» **DATASET EXCERPTS**
◇ ◇ ◇ ◇ ◇
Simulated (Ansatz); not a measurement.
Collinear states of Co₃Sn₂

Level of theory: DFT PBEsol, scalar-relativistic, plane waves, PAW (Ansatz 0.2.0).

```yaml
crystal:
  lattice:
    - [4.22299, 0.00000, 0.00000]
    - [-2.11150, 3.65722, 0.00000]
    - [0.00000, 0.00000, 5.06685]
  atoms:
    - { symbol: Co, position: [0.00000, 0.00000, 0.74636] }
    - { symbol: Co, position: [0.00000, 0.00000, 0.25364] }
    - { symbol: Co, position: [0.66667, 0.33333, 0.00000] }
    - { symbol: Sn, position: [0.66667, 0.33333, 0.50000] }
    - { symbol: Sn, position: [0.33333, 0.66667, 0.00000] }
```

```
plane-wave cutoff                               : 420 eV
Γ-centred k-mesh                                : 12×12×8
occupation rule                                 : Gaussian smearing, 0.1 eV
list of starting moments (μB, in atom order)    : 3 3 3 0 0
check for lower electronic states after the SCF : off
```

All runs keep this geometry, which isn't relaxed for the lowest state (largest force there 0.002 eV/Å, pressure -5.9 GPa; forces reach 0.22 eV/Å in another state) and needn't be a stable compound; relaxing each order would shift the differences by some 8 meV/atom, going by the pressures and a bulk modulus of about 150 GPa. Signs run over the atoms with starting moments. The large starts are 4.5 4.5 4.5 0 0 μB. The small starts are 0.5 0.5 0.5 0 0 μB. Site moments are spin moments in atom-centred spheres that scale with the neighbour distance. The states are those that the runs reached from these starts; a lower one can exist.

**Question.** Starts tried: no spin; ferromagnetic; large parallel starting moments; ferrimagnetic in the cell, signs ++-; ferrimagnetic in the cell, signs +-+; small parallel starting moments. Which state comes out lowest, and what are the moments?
◇ ◇ ◇ ◇ ◇

Could you copy out every record above exactly as it appears?

Simulated (Ansatz); not a measurement.
Collinear states of Co₃Sn₂

Level of theory: DFT PBEsol, scalar-relativistic, plane waves, PAW (Ansatz 0.2.0).

```yaml
crystal:
  lattice:
    - [4.22299, 0.00000, 0.00000]
    - [-2.11150, 3.65722, 0.00000]
    - [0.00000, 0.00000, 5.06685]
  atoms:
    - { symbol: Co, position: [0.00000, 0.00000, 0.74636] }
    - { symbol: Co, position: [0.00000, 0.00000, 0.25364] }
    - { symbol: Co, position: [0.66667, 0.33333, 0.00000] }
    - { symbol: Sn, position: [0.66667, 0.33333, 0.50000] }
    - { symbol: Sn, position: [0.33333, 0.66667, 0.00000] }
```

```
plane-wave cutoff                               : 420 eV
Γ-centred k-mesh                                : 12×12×8
occupation rule                                 : Gaussian smearing, 0.1 eV
list of starting moments (μB, in atom order)    : 3 3 3 0 0
check for lower electronic states after the SCF : off
```

All runs keep this geometry, which isn't relaxed for the lowest state (largest force there 0.002 eV/Å, pressure -5.9 GPa; forces reach 0.22 eV/Å in another state) and needn't be a stable compound; relaxing each order would shift the differences by some 8 meV/atom, going by the pressures and a bulk modulus of about 150 GPa. Signs run over the atoms with starting moments. The large starts are 4.5 4.5 4.5 0 0 μB. The small starts are 0.5 0.5 0.5 0 0 μB. Site moments are spin moments in atom-centred spheres that scale with the neighbour distance. The states are those that the runs reached from these starts; a lower one can exist.

**Question.** Starts tried: no spin; ferromagnetic; large parallel starting moments; ferrimagnetic in the cell, signs ++-; ferrimagnetic in the cell, signs +-+; small parallel starting moments. Which state comes out lowest, and what are the moments?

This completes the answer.